Content starts

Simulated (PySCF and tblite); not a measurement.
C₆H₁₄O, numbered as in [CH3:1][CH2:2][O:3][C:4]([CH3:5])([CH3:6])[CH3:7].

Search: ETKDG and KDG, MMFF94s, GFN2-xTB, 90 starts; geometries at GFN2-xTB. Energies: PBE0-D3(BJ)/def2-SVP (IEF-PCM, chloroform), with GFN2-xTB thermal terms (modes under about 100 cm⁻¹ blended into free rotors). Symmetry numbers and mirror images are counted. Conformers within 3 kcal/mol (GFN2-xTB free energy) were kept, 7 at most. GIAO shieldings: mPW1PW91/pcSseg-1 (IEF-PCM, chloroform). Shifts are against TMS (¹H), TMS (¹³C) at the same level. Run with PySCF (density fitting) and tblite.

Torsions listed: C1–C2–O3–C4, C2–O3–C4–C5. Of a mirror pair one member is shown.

Content ends

Assignment: Output all of the records exactly, with nothing omitted.

Answer section:
Simulated (PySCF and tblite); not a measurement.
C₆H₁₄O, numbered as in [CH3:1][CH2:2][O:3][C:4]([CH3:5])([CH3:6])[CH3:7].

Search: ETKDG and KDG, MMFF94s, GFN2-xTB, 90 starts; geometries at GFN2-xTB. Energies: PBE0-D3(BJ)/def2-SVP (IEF-PCM, chloroform), with GFN2-xTB thermal terms (modes under about 100 cm⁻¹ blended into free rotors). Symmetry numbers and mirror images are counted. Conformers within 3 kcal/mol (GFN2-xTB free energy) were kept, 7 at most. GIAO shieldings: mPW1PW91/pcSseg-1 (IEF-PCM, chloroform). Shifts are against TMS (¹H), TMS (¹³C) at the same level. Run with PySCF (density fitting) and tblite.

Torsions listed: C1–C2–O3–C4, C2–O3–C4–C5. Of a mirror pair one member is shown.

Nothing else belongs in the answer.